**Provided material:**
****************************************

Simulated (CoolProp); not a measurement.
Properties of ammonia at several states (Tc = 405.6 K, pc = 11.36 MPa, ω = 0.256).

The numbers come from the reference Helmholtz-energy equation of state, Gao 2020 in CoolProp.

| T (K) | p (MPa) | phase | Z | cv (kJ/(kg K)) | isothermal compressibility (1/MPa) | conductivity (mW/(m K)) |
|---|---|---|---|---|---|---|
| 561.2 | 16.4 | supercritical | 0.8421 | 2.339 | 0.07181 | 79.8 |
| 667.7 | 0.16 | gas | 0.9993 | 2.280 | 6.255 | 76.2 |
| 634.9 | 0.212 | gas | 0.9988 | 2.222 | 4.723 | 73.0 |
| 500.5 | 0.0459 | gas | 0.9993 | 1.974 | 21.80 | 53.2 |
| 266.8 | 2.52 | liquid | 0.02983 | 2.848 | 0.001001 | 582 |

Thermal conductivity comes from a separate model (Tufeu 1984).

****************************************

The answer should consist solely of the lines from the first line above through the one with "0.001001 | 582 |", both included, repeated exactly.

**Your solution:**
Simulated (CoolProp); not a measurement.
Properties of ammonia at several states (Tc = 405.6 K, pc = 11.36 MPa, ω = 0.256).

The numbers come from the reference Helmholtz-energy equation of state, Gao 2020 in CoolProp.

| T (K) | p (MPa) | phase | Z | cv (kJ/(kg K)) | isothermal compressibility (1/MPa) | conductivity (mW/(m K)) |
|---|---|---|---|---|---|---|
| 561.2 | 16.4 | supercritical | 0.8421 | 2.339 | 0.07181 | 79.8 |
| 667.7 | 0.16 | gas | 0.9993 | 2.280 | 6.255 | 76.2 |
| 634.9 | 0.212 | gas | 0.9988 | 2.222 | 4.723 | 73.0 |
| 500.5 | 0.0459 | gas | 0.9993 | 1.974 | 21.80 | 53.2 |
| 266.8 | 2.52 | liquid | 0.02983 | 2.848 | 0.001001 | 582 |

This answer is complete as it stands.